WORK REQUEST:
Reproduce the whole listing, character for character.

SUPPLIED MATERIAL:
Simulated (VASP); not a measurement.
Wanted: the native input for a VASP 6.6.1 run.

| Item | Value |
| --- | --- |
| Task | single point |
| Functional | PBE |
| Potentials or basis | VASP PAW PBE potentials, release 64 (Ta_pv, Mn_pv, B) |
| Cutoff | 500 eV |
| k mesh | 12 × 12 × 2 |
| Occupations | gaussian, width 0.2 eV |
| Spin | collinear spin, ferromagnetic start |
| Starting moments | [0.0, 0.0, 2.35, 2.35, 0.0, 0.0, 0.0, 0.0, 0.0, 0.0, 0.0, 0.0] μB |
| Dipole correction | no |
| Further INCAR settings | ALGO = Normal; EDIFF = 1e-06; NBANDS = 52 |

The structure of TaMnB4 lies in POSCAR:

YOUR RESPONSE:
Simulated (VASP); not a measurement.
Wanted: the native input for a VASP 6.6.1 run.

| Item | Value |
| --- | --- |
| Task | single point |
| Functional | PBE |
| Potentials or basis | VASP PAW PBE potentials, release 64 (Ta_pv, Mn_pv, B) |
| Cutoff | 500 eV |
| k mesh | 12 × 12 × 2 |
| Occupations | gaussian, width 0.2 eV |
| Spin | collinear spin, ferromagnetic start |
| Starting moments | [0.0, 0.0, 2.35, 2.35, 0.0, 0.0, 0.0, 0.0, 0.0, 0.0, 0.0, 0.0] μB |
| Dipole correction | no |
| Further INCAR settings | ALGO = Normal; EDIFF = 1e-06; NBANDS = 52 |

The structure of TaMnB4 lies in POSCAR:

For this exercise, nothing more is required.